Assignment
Transcribe the listing word for word. Begin at its first line and end with the line containing "The slice is".

=== Begin Enclosure ===

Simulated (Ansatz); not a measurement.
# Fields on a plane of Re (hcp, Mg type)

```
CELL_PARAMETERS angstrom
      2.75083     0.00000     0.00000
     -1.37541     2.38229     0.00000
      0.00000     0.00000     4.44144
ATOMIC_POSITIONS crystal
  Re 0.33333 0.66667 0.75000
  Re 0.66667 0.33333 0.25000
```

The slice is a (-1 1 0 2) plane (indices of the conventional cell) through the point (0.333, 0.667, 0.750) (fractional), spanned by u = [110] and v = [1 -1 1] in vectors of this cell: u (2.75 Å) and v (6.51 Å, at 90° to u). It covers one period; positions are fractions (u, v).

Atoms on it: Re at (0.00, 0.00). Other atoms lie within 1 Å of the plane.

=== End Enclosure ===

Exercise response
Simulated (Ansatz); not a measurement.
# Fields on a plane of Re (hcp, Mg type)

```
CELL_PARAMETERS angstrom
      2.75083     0.00000     0.00000
     -1.37541     2.38229     0.00000
      0.00000     0.00000     4.44144
ATOMIC_POSITIONS crystal
  Re 0.33333 0.66667 0.75000
  Re 0.66667 0.33333 0.25000
```

The slice is a (-1 1 0 2) plane (indices of the conventional cell) through the point (0.333, 0.667, 0.750) (fractional), spanned by u = [110] and v = [1 -1 1] in vectors of this cell: u (2.75 Å) and v (6.51 Å, at 90° to u). It covers one period; positions are fractions (u, v).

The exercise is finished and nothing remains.